> **Work order**
Go through the listing below from its first line and repeat each line exactly, ending at the line containing "Wall time 4.9" and including it.

> **Provided material**
Start of Block
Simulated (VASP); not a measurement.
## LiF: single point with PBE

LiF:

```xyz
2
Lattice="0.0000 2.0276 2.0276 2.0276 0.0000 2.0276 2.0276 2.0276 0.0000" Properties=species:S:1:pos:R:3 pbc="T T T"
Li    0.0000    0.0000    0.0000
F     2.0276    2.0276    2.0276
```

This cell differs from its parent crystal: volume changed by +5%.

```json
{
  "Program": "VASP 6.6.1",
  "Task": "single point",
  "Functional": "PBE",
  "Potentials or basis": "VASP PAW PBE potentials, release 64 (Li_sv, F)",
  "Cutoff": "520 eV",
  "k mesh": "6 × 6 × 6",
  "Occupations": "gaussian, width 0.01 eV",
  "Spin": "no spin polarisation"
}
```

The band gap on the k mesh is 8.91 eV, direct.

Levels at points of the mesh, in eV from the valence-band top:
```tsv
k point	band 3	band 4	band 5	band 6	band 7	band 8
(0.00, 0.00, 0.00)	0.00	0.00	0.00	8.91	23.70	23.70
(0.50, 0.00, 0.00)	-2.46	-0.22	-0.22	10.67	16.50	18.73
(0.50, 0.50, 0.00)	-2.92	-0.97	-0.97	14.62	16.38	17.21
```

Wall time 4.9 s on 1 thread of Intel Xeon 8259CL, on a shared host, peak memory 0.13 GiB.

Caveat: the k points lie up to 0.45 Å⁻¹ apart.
End of Block

> **Task solution**
Simulated (VASP); not a measurement.
## LiF: single point with PBE

LiF:

```xyz
2
Lattice="0.0000 2.0276 2.0276 2.0276 0.0000 2.0276 2.0276 2.0276 0.0000" Properties=species:S:1:pos:R:3 pbc="T T T"
Li    0.0000    0.0000    0.0000
F     2.0276    2.0276    2.0276
```

This cell differs from its parent crystal: volume changed by +5%.

```json
{
  "Program": "VASP 6.6.1",
  "Task": "single point",
  "Functional": "PBE",
  "Potentials or basis": "VASP PAW PBE potentials, release 64 (Li_sv, F)",
  "Cutoff": "520 eV",
  "k mesh": "6 × 6 × 6",
  "Occupations": "gaussian, width 0.01 eV",
  "Spin": "no spin polarisation"
}
```

The band gap on the k mesh is 8.91 eV, direct.

Levels at points of the mesh, in eV from the valence-band top:
```tsv
k point	band 3	band 4	band 5	band 6	band 7	band 8
(0.00, 0.00, 0.00)	0.00	0.00	0.00	8.91	23.70	23.70
(0.50, 0.00, 0.00)	-2.46	-0.22	-0.22	10.67	16.50	18.73
(0.50, 0.50, 0.00)	-2.92	-0.97	-0.97	14.62	16.38	17.21
```

Wall time 4.9 s on 1 thread of Intel Xeon 8259CL, on a shared host, peak memory 0.13 GiB.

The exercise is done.